### REQUIREMENT
Would you transcribe all of the entries that follow, word for word?

### DATA EXCERPTS
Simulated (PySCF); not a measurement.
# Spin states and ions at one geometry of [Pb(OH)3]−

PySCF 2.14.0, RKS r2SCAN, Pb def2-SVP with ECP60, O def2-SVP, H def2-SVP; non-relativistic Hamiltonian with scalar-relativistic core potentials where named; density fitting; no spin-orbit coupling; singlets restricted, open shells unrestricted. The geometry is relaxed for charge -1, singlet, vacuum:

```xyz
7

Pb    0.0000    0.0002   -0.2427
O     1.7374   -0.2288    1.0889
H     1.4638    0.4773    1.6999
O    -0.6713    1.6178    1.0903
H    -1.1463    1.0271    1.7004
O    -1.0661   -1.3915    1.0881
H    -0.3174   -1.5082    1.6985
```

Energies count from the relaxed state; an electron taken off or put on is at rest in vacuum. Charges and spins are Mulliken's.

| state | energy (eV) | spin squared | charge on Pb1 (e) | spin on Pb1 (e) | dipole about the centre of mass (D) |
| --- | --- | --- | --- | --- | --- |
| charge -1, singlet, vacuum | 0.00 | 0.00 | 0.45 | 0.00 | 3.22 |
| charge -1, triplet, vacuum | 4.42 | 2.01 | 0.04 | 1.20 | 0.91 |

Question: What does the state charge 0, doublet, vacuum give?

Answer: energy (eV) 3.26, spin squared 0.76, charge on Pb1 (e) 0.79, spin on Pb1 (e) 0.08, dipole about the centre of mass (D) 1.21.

### REPLY
Simulated (PySCF); not a measurement.
# Spin states and ions at one geometry of [Pb(OH)3]−

PySCF 2.14.0, RKS r2SCAN, Pb def2-SVP with ECP60, O def2-SVP, H def2-SVP; non-relativistic Hamiltonian with scalar-relativistic core potentials where named; density fitting; no spin-orbit coupling; singlets restricted, open shells unrestricted. The geometry is relaxed for charge -1, singlet, vacuum:

```xyz
7

Pb    0.0000    0.0002   -0.2427
O     1.7374   -0.2288    1.0889
H     1.4638    0.4773    1.6999
O    -0.6713    1.6178    1.0903
H    -1.1463    1.0271    1.7004
O    -1.0661   -1.3915    1.0881
H    -0.3174   -1.5082    1.6985
```

Energies count from the relaxed state; an electron taken off or put on is at rest in vacuum. Charges and spins are Mulliken's.

| state | energy (eV) | spin squared | charge on Pb1 (e) | spin on Pb1 (e) | dipole about the centre of mass (D) |
| --- | --- | --- | --- | --- | --- |
| charge -1, singlet, vacuum | 0.00 | 0.00 | 0.45 | 0.00 | 3.22 |
| charge -1, triplet, vacuum | 4.42 | 2.01 | 0.04 | 1.20 | 0.91 |

Question: What does the state charge 0, doublet, vacuum give?

Answer: energy (eV) 3.26, spin squared 0.76, charge on Pb1 (e) 0.79, spin on Pb1 (e) 0.08, dipole about the centre of mass (D) 1.21.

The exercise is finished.